• **REQUIREMENT**: Given the material below, output exactly the lines from the line with "Potentials or basis: VASP" to the line with "Problem. How long", both ends included, and no other lines.

******************************

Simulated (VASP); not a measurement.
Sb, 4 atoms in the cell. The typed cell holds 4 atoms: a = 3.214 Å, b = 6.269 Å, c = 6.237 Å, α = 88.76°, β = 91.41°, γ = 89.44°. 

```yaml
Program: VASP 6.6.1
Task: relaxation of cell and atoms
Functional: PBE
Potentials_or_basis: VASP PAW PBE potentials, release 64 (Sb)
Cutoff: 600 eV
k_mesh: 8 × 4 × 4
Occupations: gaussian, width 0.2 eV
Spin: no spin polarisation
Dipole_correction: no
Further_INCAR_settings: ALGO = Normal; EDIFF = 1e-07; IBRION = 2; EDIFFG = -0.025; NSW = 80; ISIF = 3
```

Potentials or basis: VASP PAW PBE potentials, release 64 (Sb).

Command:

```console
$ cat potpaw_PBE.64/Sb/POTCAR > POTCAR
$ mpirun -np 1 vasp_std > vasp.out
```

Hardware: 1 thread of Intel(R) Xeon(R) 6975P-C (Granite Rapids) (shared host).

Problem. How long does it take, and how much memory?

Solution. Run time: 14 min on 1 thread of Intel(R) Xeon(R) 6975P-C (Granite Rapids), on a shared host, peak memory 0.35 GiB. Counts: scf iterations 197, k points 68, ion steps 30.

******************************

• **WORKED SOLUTION**:
Potentials or basis: VASP PAW PBE potentials, release 64 (Sb).

Command:

```console
$ cat potpaw_PBE.64/Sb/POTCAR > POTCAR
$ mpirun -np 1 vasp_std > vasp.out
```

Hardware: 1 thread of Intel(R) Xeon(R) 6975P-C (Granite Rapids) (shared host).

Problem. How long does it take, and how much memory?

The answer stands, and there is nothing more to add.